**Brief**
For this exercise, restate word for word only the lines from the first line of the data to the line containing "Left out are".

**Source information**
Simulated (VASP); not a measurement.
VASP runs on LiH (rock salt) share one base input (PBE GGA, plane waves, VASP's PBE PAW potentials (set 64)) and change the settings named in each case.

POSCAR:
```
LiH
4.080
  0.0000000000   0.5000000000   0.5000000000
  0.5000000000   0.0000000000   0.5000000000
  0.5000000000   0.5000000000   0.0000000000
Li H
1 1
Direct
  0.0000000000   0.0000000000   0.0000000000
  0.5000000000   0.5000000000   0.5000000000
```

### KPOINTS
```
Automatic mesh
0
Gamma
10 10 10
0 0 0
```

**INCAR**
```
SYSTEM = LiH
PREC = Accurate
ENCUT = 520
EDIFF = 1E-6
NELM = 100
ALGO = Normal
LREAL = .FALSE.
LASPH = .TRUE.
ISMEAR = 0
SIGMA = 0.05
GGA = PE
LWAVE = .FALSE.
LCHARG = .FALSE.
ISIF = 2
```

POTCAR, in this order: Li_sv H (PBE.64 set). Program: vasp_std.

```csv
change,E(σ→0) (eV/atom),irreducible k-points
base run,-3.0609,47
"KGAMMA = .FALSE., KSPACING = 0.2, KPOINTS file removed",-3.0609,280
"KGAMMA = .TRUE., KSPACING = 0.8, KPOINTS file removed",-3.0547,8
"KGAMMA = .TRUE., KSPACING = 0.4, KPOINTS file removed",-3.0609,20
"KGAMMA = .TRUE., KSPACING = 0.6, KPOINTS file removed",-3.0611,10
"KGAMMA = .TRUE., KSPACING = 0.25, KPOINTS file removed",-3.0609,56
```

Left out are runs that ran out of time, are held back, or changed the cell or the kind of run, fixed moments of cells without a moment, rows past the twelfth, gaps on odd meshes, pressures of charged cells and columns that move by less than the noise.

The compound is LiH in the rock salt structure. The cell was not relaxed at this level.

**Your response**
Simulated (VASP); not a measurement.
VASP runs on LiH (rock salt) share one base input (PBE GGA, plane waves, VASP's PBE PAW potentials (set 64)) and change the settings named in each case.

POSCAR:
```
LiH
4.080
  0.0000000000   0.5000000000   0.5000000000
  0.5000000000   0.0000000000   0.5000000000
  0.5000000000   0.5000000000   0.0000000000
Li H
1 1
Direct
  0.0000000000   0.0000000000   0.0000000000
  0.5000000000   0.5000000000   0.5000000000
```

### KPOINTS
```
Automatic mesh
0
Gamma
10 10 10
0 0 0
```

**INCAR**
```
SYSTEM = LiH
PREC = Accurate
ENCUT = 520
EDIFF = 1E-6
NELM = 100
ALGO = Normal
LREAL = .FALSE.
LASPH = .TRUE.
ISMEAR = 0
SIGMA = 0.05
GGA = PE
LWAVE = .FALSE.
LCHARG = .FALSE.
ISIF = 2
```

POTCAR, in this order: Li_sv H (PBE.64 set). Program: vasp_std.

```csv
change,E(σ→0) (eV/atom),irreducible k-points
base run,-3.0609,47
"KGAMMA = .FALSE., KSPACING = 0.2, KPOINTS file removed",-3.0609,280
"KGAMMA = .TRUE., KSPACING = 0.8, KPOINTS file removed",-3.0547,8
"KGAMMA = .TRUE., KSPACING = 0.4, KPOINTS file removed",-3.0609,20
"KGAMMA = .TRUE., KSPACING = 0.6, KPOINTS file removed",-3.0611,10
"KGAMMA = .TRUE., KSPACING = 0.25, KPOINTS file removed",-3.0609,56
```

Left out are runs that ran out of time, are held back, or changed the cell or the kind of run, fixed moments of cells without a moment, rows past the twelfth, gaps on odd meshes, pressures of charged cells and columns that move by less than the noise.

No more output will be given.